↓

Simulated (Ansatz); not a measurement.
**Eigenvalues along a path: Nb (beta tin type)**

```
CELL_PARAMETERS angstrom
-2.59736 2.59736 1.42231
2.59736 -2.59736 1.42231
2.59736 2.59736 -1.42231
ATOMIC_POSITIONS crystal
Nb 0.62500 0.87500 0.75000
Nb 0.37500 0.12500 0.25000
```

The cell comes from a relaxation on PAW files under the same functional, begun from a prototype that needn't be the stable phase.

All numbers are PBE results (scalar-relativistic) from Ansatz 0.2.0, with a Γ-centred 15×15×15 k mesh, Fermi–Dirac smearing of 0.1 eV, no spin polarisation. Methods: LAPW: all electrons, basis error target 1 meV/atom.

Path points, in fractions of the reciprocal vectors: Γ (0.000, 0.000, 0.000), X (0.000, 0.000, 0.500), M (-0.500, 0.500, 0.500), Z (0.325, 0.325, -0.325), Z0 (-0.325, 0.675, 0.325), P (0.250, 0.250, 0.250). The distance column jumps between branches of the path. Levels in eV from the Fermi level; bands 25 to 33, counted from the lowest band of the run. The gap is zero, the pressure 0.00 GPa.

↑

* [WORK TASK]: Nothing should appear in the answer except the lines above from the line with "The cell comes" through the line with "All numbers are", both included, written out exactly.

* [YOUR SOLUTION]:
The cell comes from a relaxation on PAW files under the same functional, begun from a prototype that needn't be the stable phase.

All numbers are PBE results (scalar-relativistic) from Ansatz 0.2.0, with a Γ-centred 15×15×15 k mesh, Fermi–Dirac smearing of 0.1 eV, no spin polarisation. Methods: LAPW: all electrons, basis error target 1 meV/atom.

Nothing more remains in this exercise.